▸ Work order
Nothing but the lines from the start of the entries through the line containing "Cost of one" should appear in the answer, each given exactly.

▸ Supplied information
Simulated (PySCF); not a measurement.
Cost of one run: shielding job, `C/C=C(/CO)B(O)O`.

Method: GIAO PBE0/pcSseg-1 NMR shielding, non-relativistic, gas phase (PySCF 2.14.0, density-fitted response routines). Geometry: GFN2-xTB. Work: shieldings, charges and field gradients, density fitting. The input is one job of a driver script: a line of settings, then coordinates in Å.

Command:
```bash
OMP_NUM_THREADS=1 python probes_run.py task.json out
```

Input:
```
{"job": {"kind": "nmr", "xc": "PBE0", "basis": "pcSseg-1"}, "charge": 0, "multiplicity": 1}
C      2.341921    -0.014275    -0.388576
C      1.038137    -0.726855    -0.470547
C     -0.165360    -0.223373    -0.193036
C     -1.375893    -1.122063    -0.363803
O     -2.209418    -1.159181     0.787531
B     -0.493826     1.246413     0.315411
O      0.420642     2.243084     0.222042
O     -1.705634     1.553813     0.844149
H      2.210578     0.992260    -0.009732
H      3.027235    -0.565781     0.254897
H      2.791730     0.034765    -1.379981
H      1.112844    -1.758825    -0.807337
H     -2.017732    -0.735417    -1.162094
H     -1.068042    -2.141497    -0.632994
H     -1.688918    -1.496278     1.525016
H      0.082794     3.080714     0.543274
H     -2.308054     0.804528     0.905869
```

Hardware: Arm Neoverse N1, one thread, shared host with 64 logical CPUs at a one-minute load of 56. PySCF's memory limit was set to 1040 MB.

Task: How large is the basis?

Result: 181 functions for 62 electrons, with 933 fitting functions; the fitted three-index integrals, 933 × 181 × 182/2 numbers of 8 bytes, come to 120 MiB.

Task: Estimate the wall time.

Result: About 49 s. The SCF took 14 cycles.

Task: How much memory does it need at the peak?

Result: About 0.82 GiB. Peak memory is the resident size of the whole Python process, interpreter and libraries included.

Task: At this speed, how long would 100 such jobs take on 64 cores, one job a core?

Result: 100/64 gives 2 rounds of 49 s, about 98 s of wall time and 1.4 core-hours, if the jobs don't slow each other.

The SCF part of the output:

▸ Response
Simulated (PySCF); not a measurement.
Cost of one run: shielding job, `C/C=C(/CO)B(O)O`.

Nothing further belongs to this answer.